== Work item ==
Please give an exact transcription of the records shown below.

:: The data ::

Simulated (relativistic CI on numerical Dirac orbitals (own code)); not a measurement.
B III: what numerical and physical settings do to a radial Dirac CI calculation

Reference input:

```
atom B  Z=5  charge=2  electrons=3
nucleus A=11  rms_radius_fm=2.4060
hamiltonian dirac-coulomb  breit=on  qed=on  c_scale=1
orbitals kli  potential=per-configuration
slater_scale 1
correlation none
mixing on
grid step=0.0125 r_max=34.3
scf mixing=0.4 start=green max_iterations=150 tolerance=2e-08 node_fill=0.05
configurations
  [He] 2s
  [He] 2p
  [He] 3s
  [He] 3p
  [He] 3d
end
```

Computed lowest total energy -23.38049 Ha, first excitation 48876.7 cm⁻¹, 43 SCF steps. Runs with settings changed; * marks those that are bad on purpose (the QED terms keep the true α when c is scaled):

:::

== Task solution ==
Simulated (relativistic CI on numerical Dirac orbitals (own code)); not a measurement.
B III: what numerical and physical settings do to a radial Dirac CI calculation

Reference input:

```
atom B  Z=5  charge=2  electrons=3
nucleus A=11  rms_radius_fm=2.4060
hamiltonian dirac-coulomb  breit=on  qed=on  c_scale=1
orbitals kli  potential=per-configuration
slater_scale 1
correlation none
mixing on
grid step=0.0125 r_max=34.3
scf mixing=0.4 start=green max_iterations=150 tolerance=2e-08 node_fill=0.05
configurations
  [He] 2s
  [He] 2p
  [He] 3s
  [He] 3p
  [He] 3d
end
```

Computed lowest total energy -23.38049 Ha, first excitation 48876.7 cm⁻¹, 43 SCF steps. Runs with settings changed; * marks those that are bad on purpose (the QED terms keep the true α when c is scaled):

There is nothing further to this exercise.